## Required action
For the records below, print the lines from the line with "Potentials or basis: VASP" through the line with "Result: 1.195 eV/Å." exactly as written; include both end lines and exclude the rest.

--- Data for analysis Enclosed Below ---

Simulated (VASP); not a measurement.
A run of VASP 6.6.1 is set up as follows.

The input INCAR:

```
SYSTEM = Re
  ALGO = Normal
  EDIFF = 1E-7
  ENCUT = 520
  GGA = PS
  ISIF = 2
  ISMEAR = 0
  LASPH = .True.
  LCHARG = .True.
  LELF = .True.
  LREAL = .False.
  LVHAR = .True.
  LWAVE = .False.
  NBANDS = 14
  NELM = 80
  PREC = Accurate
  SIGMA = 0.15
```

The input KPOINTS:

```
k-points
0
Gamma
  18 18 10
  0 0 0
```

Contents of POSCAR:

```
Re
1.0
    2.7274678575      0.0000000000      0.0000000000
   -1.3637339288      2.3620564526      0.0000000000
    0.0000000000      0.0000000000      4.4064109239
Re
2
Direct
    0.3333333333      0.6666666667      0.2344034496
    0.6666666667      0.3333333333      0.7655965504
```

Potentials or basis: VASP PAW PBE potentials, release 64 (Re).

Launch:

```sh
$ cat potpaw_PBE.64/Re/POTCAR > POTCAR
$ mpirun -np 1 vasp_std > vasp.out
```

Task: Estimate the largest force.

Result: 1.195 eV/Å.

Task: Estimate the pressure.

--- End of Enclosed Data for analysis ---

## Answer area
Potentials or basis: VASP PAW PBE potentials, release 64 (Re).

Launch:

```sh
$ cat potpaw_PBE.64/Re/POTCAR > POTCAR
$ mpirun -np 1 vasp_std > vasp.out
```

Task: Estimate the largest force.

Result: 1.195 eV/Å.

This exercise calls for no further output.